Work task - Below is a block of data; give all of it again word for word.

(Entries supplied begins)

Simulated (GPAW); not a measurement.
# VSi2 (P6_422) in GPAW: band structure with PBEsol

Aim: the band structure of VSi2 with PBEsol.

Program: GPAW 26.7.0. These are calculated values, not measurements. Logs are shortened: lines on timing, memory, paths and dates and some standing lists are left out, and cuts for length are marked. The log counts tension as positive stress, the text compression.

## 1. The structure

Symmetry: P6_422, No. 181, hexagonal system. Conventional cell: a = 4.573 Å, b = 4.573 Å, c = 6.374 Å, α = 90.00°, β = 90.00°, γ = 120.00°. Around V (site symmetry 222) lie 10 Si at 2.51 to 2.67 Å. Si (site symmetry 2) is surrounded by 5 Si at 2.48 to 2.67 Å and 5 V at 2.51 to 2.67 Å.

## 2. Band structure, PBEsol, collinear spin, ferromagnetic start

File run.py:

(Entries supplied ends)

Exercise output -
Simulated (GPAW); not a measurement.
# VSi2 (P6_422) in GPAW: band structure with PBEsol

Aim: the band structure of VSi2 with PBEsol.

Program: GPAW 26.7.0. These are calculated values, not measurements. Logs are shortened: lines on timing, memory, paths and dates and some standing lists are left out, and cuts for length are marked. The log counts tension as positive stress, the text compression.

## 1. The structure

Symmetry: P6_422, No. 181, hexagonal system. Conventional cell: a = 4.573 Å, b = 4.573 Å, c = 6.374 Å, α = 90.00°, β = 90.00°, γ = 120.00°. Around V (site symmetry 222) lie 10 Si at 2.51 to 2.67 Å. Si (site symmetry 2) is surrounded by 5 Si at 2.48 to 2.67 Å and 5 V at 2.51 to 2.67 Å.

## 2. Band structure, PBEsol, collinear spin, ferromagnetic start

File run.py:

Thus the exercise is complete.